- ENTRIES PROVIDED -
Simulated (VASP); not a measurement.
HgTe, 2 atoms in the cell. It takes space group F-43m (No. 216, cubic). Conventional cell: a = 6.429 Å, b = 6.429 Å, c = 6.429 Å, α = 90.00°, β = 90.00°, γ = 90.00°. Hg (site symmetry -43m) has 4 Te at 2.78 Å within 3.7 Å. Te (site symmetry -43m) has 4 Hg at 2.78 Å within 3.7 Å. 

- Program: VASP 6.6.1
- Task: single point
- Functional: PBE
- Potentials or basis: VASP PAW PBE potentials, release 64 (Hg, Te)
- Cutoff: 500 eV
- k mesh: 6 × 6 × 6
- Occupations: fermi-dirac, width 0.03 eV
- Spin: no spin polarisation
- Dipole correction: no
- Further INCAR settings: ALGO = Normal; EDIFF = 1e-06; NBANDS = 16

- ACTIVITY -
Every entry above needs to be quoted exactly.

- SOLUTION -
Simulated (VASP); not a measurement.
HgTe, 2 atoms in the cell. It takes space group F-43m (No. 216, cubic). Conventional cell: a = 6.429 Å, b = 6.429 Å, c = 6.429 Å, α = 90.00°, β = 90.00°, γ = 90.00°. Hg (site symmetry -43m) has 4 Te at 2.78 Å within 3.7 Å. Te (site symmetry -43m) has 4 Hg at 2.78 Å within 3.7 Å. 

- Program: VASP 6.6.1
- Task: single point
- Functional: PBE
- Potentials or basis: VASP PAW PBE potentials, release 64 (Hg, Te)
- Cutoff: 500 eV
- k mesh: 6 × 6 × 6
- Occupations: fermi-dirac, width 0.03 eV
- Spin: no spin polarisation
- Dipole correction: no
- Further INCAR settings: ALGO = Normal; EDIFF = 1e-06; NBANDS = 16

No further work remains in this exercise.